> _Supplied material_
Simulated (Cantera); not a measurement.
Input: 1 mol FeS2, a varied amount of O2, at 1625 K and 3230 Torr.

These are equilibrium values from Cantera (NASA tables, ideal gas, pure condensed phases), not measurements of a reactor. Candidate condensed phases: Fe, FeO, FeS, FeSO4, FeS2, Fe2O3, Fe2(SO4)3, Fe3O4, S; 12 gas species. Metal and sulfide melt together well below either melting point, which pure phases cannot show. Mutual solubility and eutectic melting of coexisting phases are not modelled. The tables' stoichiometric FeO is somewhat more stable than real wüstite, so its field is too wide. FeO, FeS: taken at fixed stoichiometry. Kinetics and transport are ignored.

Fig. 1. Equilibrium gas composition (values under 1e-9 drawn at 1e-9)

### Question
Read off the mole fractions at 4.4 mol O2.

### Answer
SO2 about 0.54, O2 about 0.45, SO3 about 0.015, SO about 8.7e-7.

> _Exercise_
Starting at the first line of the data above, retype each line exactly until you reach the line containing "Input: 1 mol", and include that line too.

> _Reply_
Simulated (Cantera); not a measurement.
Input: 1 mol FeS2, a varied amount of O2, at 1625 K and 3230 Torr.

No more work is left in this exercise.